→ **Brief**: Please print all of the records that follow with nothing altered.

→ **Entries provided**:
[Start of section]

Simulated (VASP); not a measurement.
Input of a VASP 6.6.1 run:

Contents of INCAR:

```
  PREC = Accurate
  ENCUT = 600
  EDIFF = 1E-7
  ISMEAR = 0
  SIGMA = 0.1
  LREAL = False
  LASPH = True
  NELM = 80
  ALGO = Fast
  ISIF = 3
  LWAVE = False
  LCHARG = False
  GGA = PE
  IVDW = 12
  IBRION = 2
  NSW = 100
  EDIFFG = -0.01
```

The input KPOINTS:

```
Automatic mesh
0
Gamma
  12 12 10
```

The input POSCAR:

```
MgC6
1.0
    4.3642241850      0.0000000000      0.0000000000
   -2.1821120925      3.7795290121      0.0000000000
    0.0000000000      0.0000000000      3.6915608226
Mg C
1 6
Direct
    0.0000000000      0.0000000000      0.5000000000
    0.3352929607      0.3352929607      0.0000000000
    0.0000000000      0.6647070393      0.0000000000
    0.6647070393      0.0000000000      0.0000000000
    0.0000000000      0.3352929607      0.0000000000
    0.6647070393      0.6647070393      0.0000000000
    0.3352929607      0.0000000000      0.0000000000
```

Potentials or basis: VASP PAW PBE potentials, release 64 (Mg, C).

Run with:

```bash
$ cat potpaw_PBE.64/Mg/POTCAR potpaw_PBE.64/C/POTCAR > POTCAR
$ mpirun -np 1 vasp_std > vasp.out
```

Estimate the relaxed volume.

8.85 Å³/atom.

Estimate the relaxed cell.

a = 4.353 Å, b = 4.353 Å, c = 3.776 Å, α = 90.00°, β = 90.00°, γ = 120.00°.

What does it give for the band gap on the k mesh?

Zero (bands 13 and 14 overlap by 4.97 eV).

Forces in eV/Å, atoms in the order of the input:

[End of section]

→ **Exercise solution**:
Simulated (VASP); not a measurement.
Input of a VASP 6.6.1 run:

Contents of INCAR:

```
  PREC = Accurate
  ENCUT = 600
  EDIFF = 1E-7
  ISMEAR = 0
  SIGMA = 0.1
  LREAL = False
  LASPH = True
  NELM = 80
  ALGO = Fast
  ISIF = 3
  LWAVE = False
  LCHARG = False
  GGA = PE
  IVDW = 12
  IBRION = 2
  NSW = 100
  EDIFFG = -0.01
```

The input KPOINTS:

```
Automatic mesh
0
Gamma
  12 12 10
```

The input POSCAR:

```
MgC6
1.0
    4.3642241850      0.0000000000      0.0000000000
   -2.1821120925      3.7795290121      0.0000000000
    0.0000000000      0.0000000000      3.6915608226
Mg C
1 6
Direct
    0.0000000000      0.0000000000      0.5000000000
    0.3352929607      0.3352929607      0.0000000000
    0.0000000000      0.6647070393      0.0000000000
    0.6647070393      0.0000000000      0.0000000000
    0.0000000000      0.3352929607      0.0000000000
    0.6647070393      0.6647070393      0.0000000000
    0.3352929607      0.0000000000      0.0000000000
```

Potentials or basis: VASP PAW PBE potentials, release 64 (Mg, C).

Run with:

```bash
$ cat potpaw_PBE.64/Mg/POTCAR potpaw_PBE.64/C/POTCAR > POTCAR
$ mpirun -np 1 vasp_std > vasp.out
```

Estimate the relaxed volume.

8.85 Å³/atom.

Estimate the relaxed cell.

a = 4.353 Å, b = 4.353 Å, c = 3.776 Å, α = 90.00°, β = 90.00°, γ = 120.00°.

What does it give for the band gap on the k mesh?

Zero (bands 13 and 14 overlap by 4.97 eV).

Forces in eV/Å, atoms in the order of the input:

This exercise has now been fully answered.